WORK TASK — Only those lines running from the start of the listing below through the line that holds "Map of the Laplacian" are to be written out, exactly and in full.

________________________________________
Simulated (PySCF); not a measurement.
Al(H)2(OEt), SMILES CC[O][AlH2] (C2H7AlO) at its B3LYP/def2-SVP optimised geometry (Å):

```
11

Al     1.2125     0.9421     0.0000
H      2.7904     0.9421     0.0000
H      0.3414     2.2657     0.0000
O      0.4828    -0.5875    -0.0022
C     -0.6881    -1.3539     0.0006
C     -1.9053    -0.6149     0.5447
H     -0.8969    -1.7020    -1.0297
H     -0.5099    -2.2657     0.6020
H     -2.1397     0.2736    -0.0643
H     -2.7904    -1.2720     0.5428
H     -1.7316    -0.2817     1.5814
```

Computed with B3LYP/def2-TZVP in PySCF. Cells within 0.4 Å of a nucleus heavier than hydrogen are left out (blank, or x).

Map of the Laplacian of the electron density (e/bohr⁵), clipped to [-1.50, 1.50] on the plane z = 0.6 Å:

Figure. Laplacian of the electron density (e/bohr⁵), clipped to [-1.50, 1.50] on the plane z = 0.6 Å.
________________________________________

YOUR SOLUTION —
Simulated (PySCF); not a measurement.
Al(H)2(OEt), SMILES CC[O][AlH2] (C2H7AlO) at its B3LYP/def2-SVP optimised geometry (Å):

```
11

Al     1.2125     0.9421     0.0000
H      2.7904     0.9421     0.0000
H      0.3414     2.2657     0.0000
O      0.4828    -0.5875    -0.0022
C     -0.6881    -1.3539     0.0006
C     -1.9053    -0.6149     0.5447
H     -0.8969    -1.7020    -1.0297
H     -0.5099    -2.2657     0.6020
H     -2.1397     0.2736    -0.0643
H     -2.7904    -1.2720     0.5428
H     -1.7316    -0.2817     1.5814
```

Computed with B3LYP/def2-TZVP in PySCF. Cells within 0.4 Å of a nucleus heavier than hydrogen are left out (blank, or x).

Map of the Laplacian of the electron density (e/bohr⁵), clipped to [-1.50, 1.50] on the plane z = 0.6 Å:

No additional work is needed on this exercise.